[Opening DATASET CONTENT section]

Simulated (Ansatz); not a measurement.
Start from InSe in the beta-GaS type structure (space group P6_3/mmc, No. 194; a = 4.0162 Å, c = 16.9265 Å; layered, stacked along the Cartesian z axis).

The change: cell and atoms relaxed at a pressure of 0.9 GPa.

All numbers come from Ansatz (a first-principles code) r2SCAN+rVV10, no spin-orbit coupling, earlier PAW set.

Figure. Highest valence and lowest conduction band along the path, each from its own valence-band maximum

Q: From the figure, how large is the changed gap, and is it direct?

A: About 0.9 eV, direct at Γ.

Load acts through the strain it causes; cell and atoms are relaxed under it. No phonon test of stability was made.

[Closing DATASET CONTENT section]

EXERCISE: Please retype all of the records above exactly as they are.

WRITTEN SOLUTION:
Simulated (Ansatz); not a measurement.
Start from InSe in the beta-GaS type structure (space group P6_3/mmc, No. 194; a = 4.0162 Å, c = 16.9265 Å; layered, stacked along the Cartesian z axis).

The change: cell and atoms relaxed at a pressure of 0.9 GPa.

All numbers come from Ansatz (a first-principles code) r2SCAN+rVV10, no spin-orbit coupling, earlier PAW set.

Figure. Highest valence and lowest conduction band along the path, each from its own valence-band maximum

Q: From the figure, how large is the changed gap, and is it direct?

A: About 0.9 eV, direct at Γ.

Load acts through the strain it causes; cell and atoms are relaxed under it. No phonon test of stability was made.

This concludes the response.